*** Extracted entries ***

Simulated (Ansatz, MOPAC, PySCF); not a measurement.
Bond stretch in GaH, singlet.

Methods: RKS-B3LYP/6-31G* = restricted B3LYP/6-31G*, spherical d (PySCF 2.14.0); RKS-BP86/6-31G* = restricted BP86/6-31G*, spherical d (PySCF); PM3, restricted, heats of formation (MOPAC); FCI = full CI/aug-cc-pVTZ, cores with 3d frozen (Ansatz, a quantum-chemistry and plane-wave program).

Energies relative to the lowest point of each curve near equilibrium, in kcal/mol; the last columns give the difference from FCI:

***

Work task – Restate word for word the lines in the material above from the one with "Bond stretch in GaH, singlet." to the one with "Methods: RKS-B3LYP/6-31G* = restricted"; both of those lines count, and nothing else does.

Task output –
Bond stretch in GaH, singlet.

Methods: RKS-B3LYP/6-31G* = restricted B3LYP/6-31G*, spherical d (PySCF 2.14.0); RKS-BP86/6-31G* = restricted BP86/6-31G*, spherical d (PySCF); PM3, restricted, heats of formation (MOPAC); FCI = full CI/aug-cc-pVTZ, cores with 3d frozen (Ansatz, a quantum-chemistry and plane-wave program).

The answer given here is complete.